Assigned task:
Transcribe each entry. Change nothing.

Dataset content:
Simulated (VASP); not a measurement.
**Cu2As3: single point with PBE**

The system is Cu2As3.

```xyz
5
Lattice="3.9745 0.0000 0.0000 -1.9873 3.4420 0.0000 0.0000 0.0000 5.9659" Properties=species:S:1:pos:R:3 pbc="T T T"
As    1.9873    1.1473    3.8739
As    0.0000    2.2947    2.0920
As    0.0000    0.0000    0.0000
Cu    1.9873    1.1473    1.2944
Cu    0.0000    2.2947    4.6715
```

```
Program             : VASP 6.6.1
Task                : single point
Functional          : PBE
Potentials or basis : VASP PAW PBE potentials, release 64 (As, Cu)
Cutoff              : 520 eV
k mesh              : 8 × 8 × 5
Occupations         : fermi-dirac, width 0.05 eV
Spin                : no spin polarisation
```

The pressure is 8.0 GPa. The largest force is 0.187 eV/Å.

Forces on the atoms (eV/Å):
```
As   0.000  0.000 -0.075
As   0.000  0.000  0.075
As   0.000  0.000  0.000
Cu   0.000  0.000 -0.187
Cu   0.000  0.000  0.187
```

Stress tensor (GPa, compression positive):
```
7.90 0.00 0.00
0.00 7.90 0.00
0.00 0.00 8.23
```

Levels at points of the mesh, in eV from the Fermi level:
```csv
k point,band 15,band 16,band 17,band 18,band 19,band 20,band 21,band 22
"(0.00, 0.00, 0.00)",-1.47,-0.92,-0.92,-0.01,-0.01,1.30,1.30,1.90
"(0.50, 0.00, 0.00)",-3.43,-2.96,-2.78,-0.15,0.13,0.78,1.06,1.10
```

Expected answer:
Simulated (VASP); not a measurement.
**Cu2As3: single point with PBE**

The system is Cu2As3.

```xyz
5
Lattice="3.9745 0.0000 0.0000 -1.9873 3.4420 0.0000 0.0000 0.0000 5.9659" Properties=species:S:1:pos:R:3 pbc="T T T"
As    1.9873    1.1473    3.8739
As    0.0000    2.2947    2.0920
As    0.0000    0.0000    0.0000
Cu    1.9873    1.1473    1.2944
Cu    0.0000    2.2947    4.6715
```

```
Program             : VASP 6.6.1
Task                : single point
Functional          : PBE
Potentials or basis : VASP PAW PBE potentials, release 64 (As, Cu)
Cutoff              : 520 eV
k mesh              : 8 × 8 × 5
Occupations         : fermi-dirac, width 0.05 eV
Spin                : no spin polarisation
```

The pressure is 8.0 GPa. The largest force is 0.187 eV/Å.

Forces on the atoms (eV/Å):
```
As   0.000  0.000 -0.075
As   0.000  0.000  0.075
As   0.000  0.000  0.000
Cu   0.000  0.000 -0.187
Cu   0.000  0.000  0.187
```

Stress tensor (GPa, compression positive):
```
7.90 0.00 0.00
0.00 7.90 0.00
0.00 0.00 8.23
```

Levels at points of the mesh, in eV from the Fermi level:
```csv
k point,band 15,band 16,band 17,band 18,band 19,band 20,band 21,band 22
"(0.00, 0.00, 0.00)",-1.47,-0.92,-0.92,-0.01,-0.01,1.30,1.30,1.90
"(0.50, 0.00, 0.00)",-3.43,-2.96,-2.78,-0.15,0.13,0.78,1.06,1.10
```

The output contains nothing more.